[Start of Attachment]

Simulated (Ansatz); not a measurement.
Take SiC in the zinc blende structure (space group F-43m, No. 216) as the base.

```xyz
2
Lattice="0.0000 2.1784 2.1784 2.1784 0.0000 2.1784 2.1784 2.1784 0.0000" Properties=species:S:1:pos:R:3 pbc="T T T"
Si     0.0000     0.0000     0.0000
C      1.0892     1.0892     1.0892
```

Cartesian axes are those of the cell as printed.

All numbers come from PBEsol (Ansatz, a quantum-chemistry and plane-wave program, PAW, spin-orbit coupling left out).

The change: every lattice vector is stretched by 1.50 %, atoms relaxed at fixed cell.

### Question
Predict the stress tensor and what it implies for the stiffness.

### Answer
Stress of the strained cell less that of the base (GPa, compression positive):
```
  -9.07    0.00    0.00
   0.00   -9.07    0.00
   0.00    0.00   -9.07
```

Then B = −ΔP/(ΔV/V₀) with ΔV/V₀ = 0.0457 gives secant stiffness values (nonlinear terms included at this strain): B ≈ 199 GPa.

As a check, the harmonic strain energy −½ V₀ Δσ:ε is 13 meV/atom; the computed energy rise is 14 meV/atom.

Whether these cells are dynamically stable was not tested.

[End of Attachment]

» Task item:
Scan the records above for the lines holding "The change: every" and "As a check, the". Transcribe those two and every line between them word for word, and no others.

» Task solution:
The change: every lattice vector is stretched by 1.50 %, atoms relaxed at fixed cell.

### Question
Predict the stress tensor and what it implies for the stiffness.

### Answer
Stress of the strained cell less that of the base (GPa, compression positive):
```
  -9.07    0.00    0.00
   0.00   -9.07    0.00
   0.00    0.00   -9.07
```

Then B = −ΔP/(ΔV/V₀) with ΔV/V₀ = 0.0457 gives secant stiffness values (nonlinear terms included at this strain): B ≈ 199 GPa.

As a check, the harmonic strain energy −½ V₀ Δσ:ε is 13 meV/atom; the computed energy rise is 14 meV/atom.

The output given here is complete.